Copy the entries exactly, through the "POTCAR, in this" line.

------------------------------------------------------------------------
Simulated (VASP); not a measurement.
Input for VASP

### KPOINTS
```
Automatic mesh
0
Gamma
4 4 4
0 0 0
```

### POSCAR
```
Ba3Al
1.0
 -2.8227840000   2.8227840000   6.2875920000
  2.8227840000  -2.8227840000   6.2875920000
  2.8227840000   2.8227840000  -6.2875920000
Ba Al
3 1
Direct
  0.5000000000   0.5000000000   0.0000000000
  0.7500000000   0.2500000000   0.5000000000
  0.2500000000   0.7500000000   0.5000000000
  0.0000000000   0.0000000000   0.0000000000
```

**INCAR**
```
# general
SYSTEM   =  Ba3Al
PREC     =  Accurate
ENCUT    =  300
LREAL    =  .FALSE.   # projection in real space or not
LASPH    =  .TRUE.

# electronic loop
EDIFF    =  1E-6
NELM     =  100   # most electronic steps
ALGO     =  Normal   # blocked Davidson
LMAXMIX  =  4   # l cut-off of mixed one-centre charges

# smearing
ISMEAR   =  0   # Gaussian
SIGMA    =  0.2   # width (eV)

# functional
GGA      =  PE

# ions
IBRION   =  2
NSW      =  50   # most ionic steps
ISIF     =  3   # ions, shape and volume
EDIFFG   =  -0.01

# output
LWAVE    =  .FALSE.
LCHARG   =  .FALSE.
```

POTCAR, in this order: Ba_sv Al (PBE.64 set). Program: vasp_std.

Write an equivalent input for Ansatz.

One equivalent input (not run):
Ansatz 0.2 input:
------------------------------------------------------------------------

*Task output*:
Simulated (VASP); not a measurement.
Input for VASP

### KPOINTS
```
Automatic mesh
0
Gamma
4 4 4
0 0 0
```

### POSCAR
```
Ba3Al
1.0
 -2.8227840000   2.8227840000   6.2875920000
  2.8227840000  -2.8227840000   6.2875920000
  2.8227840000   2.8227840000  -6.2875920000
Ba Al
3 1
Direct
  0.5000000000   0.5000000000   0.0000000000
  0.7500000000   0.2500000000   0.5000000000
  0.2500000000   0.7500000000   0.5000000000
  0.0000000000   0.0000000000   0.0000000000
```

**INCAR**
```
# general
SYSTEM   =  Ba3Al
PREC     =  Accurate
ENCUT    =  300
LREAL    =  .FALSE.   # projection in real space or not
LASPH    =  .TRUE.

# electronic loop
EDIFF    =  1E-6
NELM     =  100   # most electronic steps
ALGO     =  Normal   # blocked Davidson
LMAXMIX  =  4   # l cut-off of mixed one-centre charges

# smearing
ISMEAR   =  0   # Gaussian
SIGMA    =  0.2   # width (eV)

# functional
GGA      =  PE

# ions
IBRION   =  2
NSW      =  50   # most ionic steps
ISIF     =  3   # ions, shape and volume
EDIFFG   =  -0.01

# output
LWAVE    =  .FALSE.
LCHARG   =  .FALSE.
```

POTCAR, in this order: Ba_sv Al (PBE.64 set). Program: vasp_std.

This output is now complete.